- [REQUIRED ACTION]: Transcribe the records below exactly, from their first line through the line containing "in the cell).". Omit every line after it.

▬▬▬▬▬▬

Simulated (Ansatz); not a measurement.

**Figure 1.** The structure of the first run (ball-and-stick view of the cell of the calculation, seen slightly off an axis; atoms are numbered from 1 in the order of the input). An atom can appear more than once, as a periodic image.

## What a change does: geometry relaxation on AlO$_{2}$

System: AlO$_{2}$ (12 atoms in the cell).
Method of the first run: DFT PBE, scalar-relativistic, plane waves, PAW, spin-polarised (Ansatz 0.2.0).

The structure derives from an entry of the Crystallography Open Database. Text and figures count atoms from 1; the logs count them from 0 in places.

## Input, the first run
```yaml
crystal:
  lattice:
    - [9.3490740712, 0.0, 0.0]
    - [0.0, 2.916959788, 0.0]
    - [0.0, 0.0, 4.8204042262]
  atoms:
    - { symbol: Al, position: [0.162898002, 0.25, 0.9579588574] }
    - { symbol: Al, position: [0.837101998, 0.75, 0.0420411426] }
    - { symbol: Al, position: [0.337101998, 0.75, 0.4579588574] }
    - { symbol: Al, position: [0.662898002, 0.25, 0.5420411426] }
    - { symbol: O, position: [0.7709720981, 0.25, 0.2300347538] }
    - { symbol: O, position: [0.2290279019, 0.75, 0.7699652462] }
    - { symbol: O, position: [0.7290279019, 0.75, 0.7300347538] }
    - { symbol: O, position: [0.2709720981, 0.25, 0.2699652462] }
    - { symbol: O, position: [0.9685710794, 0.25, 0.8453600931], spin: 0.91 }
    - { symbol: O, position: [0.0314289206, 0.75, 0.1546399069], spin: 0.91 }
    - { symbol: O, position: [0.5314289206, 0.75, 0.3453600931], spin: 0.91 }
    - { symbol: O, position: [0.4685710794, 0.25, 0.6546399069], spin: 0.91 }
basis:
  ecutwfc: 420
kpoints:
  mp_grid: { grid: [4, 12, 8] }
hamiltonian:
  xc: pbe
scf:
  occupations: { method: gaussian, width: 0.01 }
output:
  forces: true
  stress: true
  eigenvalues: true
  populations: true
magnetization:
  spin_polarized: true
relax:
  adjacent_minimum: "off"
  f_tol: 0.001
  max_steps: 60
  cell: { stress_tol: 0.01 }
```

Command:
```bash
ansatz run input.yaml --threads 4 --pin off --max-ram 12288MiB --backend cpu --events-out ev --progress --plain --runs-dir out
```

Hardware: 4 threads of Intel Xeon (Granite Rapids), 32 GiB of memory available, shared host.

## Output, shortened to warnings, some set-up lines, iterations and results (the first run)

▬▬▬▬▬▬

- [RESULT]:
Simulated (Ansatz); not a measurement.

**Figure 1.** The structure of the first run (ball-and-stick view of the cell of the calculation, seen slightly off an axis; atoms are numbered from 1 in the order of the input). An atom can appear more than once, as a periodic image.

## What a change does: geometry relaxation on AlO$_{2}$

System: AlO$_{2}$ (12 atoms in the cell).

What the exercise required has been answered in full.